*** Opening Excerpted records ***

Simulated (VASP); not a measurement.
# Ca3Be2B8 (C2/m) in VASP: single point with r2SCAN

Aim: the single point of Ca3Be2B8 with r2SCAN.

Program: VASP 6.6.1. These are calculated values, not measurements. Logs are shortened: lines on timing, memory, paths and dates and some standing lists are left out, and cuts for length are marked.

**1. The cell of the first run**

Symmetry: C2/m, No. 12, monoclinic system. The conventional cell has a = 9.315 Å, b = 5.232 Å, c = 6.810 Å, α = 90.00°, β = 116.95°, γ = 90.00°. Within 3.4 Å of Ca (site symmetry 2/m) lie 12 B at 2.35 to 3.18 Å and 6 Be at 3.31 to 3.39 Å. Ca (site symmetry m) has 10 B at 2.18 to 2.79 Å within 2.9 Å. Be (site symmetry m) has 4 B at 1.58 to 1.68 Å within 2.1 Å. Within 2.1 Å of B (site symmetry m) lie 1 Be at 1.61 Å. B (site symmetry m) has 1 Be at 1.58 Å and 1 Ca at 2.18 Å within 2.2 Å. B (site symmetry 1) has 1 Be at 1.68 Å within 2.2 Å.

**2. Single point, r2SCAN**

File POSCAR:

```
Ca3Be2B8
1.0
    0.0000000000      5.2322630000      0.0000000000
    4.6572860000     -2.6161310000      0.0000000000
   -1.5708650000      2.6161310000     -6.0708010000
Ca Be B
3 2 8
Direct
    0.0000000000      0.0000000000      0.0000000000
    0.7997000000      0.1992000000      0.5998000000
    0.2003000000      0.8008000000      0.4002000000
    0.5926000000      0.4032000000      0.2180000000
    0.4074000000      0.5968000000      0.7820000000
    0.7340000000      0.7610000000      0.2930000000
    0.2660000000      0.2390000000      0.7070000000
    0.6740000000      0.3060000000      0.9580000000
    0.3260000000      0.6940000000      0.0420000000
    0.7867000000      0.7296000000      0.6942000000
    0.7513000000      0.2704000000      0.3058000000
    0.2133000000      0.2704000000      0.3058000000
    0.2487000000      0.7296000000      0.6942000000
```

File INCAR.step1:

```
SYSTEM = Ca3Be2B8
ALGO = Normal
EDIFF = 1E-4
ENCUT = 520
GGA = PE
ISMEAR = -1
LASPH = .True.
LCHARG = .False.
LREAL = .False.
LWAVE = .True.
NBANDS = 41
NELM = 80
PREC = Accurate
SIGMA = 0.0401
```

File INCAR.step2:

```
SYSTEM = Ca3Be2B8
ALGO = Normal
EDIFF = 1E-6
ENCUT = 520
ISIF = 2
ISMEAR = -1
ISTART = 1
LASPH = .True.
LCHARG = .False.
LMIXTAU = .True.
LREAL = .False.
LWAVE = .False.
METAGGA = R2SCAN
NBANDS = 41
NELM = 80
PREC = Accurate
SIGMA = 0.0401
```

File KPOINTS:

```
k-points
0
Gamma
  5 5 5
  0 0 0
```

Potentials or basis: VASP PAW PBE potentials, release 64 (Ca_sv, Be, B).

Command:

*** Closing Excerpted records ***

Action item:
Your output is to be the lines of the listing, exact and complete, starting at the first and ending with the line that contains "Aim: the single".

Response box:
Simulated (VASP); not a measurement.
# Ca3Be2B8 (C2/m) in VASP: single point with r2SCAN

Aim: the single point of Ca3Be2B8 with r2SCAN.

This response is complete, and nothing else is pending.